Work order> Exactly the lines from the start of the data through the line containing "- 1400, x CH4: 9.57e-5" should be output, with both ends kept and nothing added.

Data under study>
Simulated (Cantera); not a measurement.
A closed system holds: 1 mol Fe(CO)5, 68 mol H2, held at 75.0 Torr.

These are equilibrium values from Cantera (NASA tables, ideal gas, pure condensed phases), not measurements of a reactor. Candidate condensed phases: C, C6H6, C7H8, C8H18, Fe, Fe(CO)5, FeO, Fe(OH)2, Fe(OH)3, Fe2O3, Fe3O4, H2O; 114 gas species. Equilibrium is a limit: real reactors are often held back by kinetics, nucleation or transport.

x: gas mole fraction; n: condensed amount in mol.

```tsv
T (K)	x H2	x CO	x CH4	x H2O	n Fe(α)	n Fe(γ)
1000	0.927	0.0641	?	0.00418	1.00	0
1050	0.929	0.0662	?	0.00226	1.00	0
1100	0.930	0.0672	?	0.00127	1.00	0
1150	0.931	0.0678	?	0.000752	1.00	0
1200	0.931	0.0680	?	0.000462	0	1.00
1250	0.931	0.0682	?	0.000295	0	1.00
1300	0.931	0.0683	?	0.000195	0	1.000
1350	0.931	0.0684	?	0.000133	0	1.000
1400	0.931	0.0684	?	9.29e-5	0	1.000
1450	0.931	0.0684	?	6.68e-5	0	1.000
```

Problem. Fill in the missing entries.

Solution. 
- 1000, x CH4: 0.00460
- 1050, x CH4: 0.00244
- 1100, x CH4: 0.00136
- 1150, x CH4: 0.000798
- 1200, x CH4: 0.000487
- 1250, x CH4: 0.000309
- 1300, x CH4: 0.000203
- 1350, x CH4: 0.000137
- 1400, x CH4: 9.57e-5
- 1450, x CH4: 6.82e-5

Exercise result>
Simulated (Cantera); not a measurement.
A closed system holds: 1 mol Fe(CO)5, 68 mol H2, held at 75.0 Torr.

These are equilibrium values from Cantera (NASA tables, ideal gas, pure condensed phases), not measurements of a reactor. Candidate condensed phases: C, C6H6, C7H8, C8H18, Fe, Fe(CO)5, FeO, Fe(OH)2, Fe(OH)3, Fe2O3, Fe3O4, H2O; 114 gas species. Equilibrium is a limit: real reactors are often held back by kinetics, nucleation or transport.

x: gas mole fraction; n: condensed amount in mol.

```tsv
T (K)	x H2	x CO	x CH4	x H2O	n Fe(α)	n Fe(γ)
1000	0.927	0.0641	?	0.00418	1.00	0
1050	0.929	0.0662	?	0.00226	1.00	0
1100	0.930	0.0672	?	0.00127	1.00	0
1150	0.931	0.0678	?	0.000752	1.00	0
1200	0.931	0.0680	?	0.000462	0	1.00
1250	0.931	0.0682	?	0.000295	0	1.00
1300	0.931	0.0683	?	0.000195	0	1.000
1350	0.931	0.0684	?	0.000133	0	1.000
1400	0.931	0.0684	?	9.29e-5	0	1.000
1450	0.931	0.0684	?	6.68e-5	0	1.000
```

Problem. Fill in the missing entries.

Solution. 
- 1000, x CH4: 0.00460
- 1050, x CH4: 0.00244
- 1100, x CH4: 0.00136
- 1150, x CH4: 0.000798
- 1200, x CH4: 0.000487
- 1250, x CH4: 0.000309
- 1300, x CH4: 0.000203
- 1350, x CH4: 0.000137
- 1400, x CH4: 9.57e-5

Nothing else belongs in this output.